Content starts
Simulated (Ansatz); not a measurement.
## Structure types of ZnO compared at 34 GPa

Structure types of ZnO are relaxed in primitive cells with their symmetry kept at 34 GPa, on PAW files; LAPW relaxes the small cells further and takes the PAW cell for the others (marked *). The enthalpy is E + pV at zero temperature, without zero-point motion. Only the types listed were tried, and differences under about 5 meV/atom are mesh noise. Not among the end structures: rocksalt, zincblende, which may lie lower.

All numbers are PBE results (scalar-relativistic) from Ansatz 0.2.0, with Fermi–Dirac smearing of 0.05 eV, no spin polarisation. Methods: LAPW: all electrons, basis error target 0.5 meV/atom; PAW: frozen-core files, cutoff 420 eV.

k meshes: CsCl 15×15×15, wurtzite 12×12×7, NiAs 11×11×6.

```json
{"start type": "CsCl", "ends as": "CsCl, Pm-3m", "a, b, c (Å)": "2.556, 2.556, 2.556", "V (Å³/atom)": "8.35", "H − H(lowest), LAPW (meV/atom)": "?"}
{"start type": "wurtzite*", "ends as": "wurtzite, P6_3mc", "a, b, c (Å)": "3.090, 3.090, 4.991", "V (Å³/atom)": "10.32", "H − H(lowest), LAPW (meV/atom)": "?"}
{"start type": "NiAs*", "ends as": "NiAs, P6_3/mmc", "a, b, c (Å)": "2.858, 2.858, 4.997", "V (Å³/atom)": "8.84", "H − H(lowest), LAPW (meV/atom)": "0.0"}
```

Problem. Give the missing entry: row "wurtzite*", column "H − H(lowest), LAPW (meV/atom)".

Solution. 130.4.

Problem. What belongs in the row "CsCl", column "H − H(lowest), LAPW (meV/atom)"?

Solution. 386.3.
Content ends

▶ **WORK REQUEST**: Return only the exact lines from the opening of the records through the line that contains "Structure types of ZnO are", both included.

▶ **EXERCISE RESULT**:
Simulated (Ansatz); not a measurement.
## Structure types of ZnO compared at 34 GPa

Structure types of ZnO are relaxed in primitive cells with their symmetry kept at 34 GPa, on PAW files; LAPW relaxes the small cells further and takes the PAW cell for the others (marked *). The enthalpy is E + pV at zero temperature, without zero-point motion. Only the types listed were tried, and differences under about 5 meV/atom are mesh noise. Not among the end structures: rocksalt, zincblende, which may lie lower.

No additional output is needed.